## Work instruction
Quote all entries in full, exactly.

------------

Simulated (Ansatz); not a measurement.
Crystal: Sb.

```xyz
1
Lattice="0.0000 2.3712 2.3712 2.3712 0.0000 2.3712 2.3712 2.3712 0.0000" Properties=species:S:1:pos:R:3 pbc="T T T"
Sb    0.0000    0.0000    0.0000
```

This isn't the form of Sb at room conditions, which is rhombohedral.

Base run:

------------

## Result
Simulated (Ansatz); not a measurement.
Crystal: Sb.

```xyz
1
Lattice="0.0000 2.3712 2.3712 2.3712 0.0000 2.3712 2.3712 2.3712 0.0000" Properties=species:S:1:pos:R:3 pbc="T T T"
Sb    0.0000    0.0000    0.0000
```

This isn't the form of Sb at room conditions, which is rhombohedral.

Base run:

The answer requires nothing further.